__________________________________________________

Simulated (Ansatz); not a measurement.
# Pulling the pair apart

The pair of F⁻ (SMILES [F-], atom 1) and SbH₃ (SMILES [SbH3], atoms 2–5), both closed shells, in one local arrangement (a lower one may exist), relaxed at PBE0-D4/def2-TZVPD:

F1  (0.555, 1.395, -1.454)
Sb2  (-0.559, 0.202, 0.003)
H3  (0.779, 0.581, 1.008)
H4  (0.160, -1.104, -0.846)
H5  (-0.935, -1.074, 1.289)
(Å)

__________________________________________________

- **Work order**: Print every record above exactly as it appears.

- **Your response**:
Simulated (Ansatz); not a measurement.
# Pulling the pair apart

The pair of F⁻ (SMILES [F-], atom 1) and SbH₃ (SMILES [SbH3], atoms 2–5), both closed shells, in one local arrangement (a lower one may exist), relaxed at PBE0-D4/def2-TZVPD:

F1  (0.555, 1.395, -1.454)
Sb2  (-0.559, 0.202, 0.003)
H3  (0.779, 0.581, 1.008)
H4  (0.160, -1.104, -0.846)
H5  (-0.935, -1.074, 1.289)
(Å)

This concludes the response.